**ASSIGNMENT:** Below is a listing. Quote from it, exactly, the lines from the one containing "# Os⁶³⁺: magnetic" down to the one containing "Computed by configuration", both ends included, and nothing else.

**ENTRIES SUPPLIED:**
━━━━
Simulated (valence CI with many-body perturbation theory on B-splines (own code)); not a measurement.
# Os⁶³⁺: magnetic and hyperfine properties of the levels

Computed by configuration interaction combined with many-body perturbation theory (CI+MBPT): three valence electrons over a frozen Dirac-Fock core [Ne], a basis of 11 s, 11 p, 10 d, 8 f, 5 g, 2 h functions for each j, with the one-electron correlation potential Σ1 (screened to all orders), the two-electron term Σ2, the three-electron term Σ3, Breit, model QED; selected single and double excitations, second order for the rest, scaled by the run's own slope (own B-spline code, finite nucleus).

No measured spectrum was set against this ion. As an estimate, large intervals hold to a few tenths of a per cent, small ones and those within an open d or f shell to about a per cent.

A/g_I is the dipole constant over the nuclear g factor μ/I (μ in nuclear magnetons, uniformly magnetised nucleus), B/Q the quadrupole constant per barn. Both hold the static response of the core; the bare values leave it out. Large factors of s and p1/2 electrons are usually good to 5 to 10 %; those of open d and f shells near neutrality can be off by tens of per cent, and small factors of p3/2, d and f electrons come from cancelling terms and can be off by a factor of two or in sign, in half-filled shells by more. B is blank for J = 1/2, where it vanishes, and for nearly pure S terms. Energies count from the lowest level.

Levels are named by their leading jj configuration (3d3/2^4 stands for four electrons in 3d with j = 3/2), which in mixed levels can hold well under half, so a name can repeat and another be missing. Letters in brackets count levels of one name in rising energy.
━━━━

**WRITTEN ANSWER:**
# Os⁶³⁺: magnetic and hyperfine properties of the levels

Computed by configuration interaction combined with many-body perturbation theory (CI+MBPT): three valence electrons over a frozen Dirac-Fock core [Ne], a basis of 11 s, 11 p, 10 d, 8 f, 5 g, 2 h functions for each j, with the one-electron correlation potential Σ1 (screened to all orders), the two-electron term Σ2, the three-electron term Σ3, Breit, model QED; selected single and double excitations, second order for the rest, scaled by the run's own slope (own B-spline code, finite nucleus).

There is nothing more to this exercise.